Start of Block

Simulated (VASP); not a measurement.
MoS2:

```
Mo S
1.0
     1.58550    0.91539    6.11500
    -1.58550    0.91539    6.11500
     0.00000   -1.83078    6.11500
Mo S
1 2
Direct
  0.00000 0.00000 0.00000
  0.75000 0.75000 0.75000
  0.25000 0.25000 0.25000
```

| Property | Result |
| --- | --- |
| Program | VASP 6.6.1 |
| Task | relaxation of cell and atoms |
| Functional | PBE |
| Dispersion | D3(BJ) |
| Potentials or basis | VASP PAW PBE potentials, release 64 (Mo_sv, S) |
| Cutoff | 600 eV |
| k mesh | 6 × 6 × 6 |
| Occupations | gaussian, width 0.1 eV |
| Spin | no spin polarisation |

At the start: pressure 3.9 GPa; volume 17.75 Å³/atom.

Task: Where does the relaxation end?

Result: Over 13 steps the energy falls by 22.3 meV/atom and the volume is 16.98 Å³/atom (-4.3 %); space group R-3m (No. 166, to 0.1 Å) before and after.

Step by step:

End of Block

*BRIEF*
Having output the line that contains "Result: Over 13", stop. Every line before it, back to the first line of the data, must be reproduced exactly.

*ANSWER SPACE*
Simulated (VASP); not a measurement.
MoS2:

```
Mo S
1.0
     1.58550    0.91539    6.11500
    -1.58550    0.91539    6.11500
     0.00000   -1.83078    6.11500
Mo S
1 2
Direct
  0.00000 0.00000 0.00000
  0.75000 0.75000 0.75000
  0.25000 0.25000 0.25000
```

| Property | Result |
| --- | --- |
| Program | VASP 6.6.1 |
| Task | relaxation of cell and atoms |
| Functional | PBE |
| Dispersion | D3(BJ) |
| Potentials or basis | VASP PAW PBE potentials, release 64 (Mo_sv, S) |
| Cutoff | 600 eV |
| k mesh | 6 × 6 × 6 |
| Occupations | gaussian, width 0.1 eV |
| Spin | no spin polarisation |

At the start: pressure 3.9 GPa; volume 17.75 Å³/atom.

Task: Where does the relaxation end?

Result: Over 13 steps the energy falls by 22.3 meV/atom and the volume is 16.98 Å³/atom (-4.3 %); space group R-3m (No. 166, to 0.1 Å) before and after.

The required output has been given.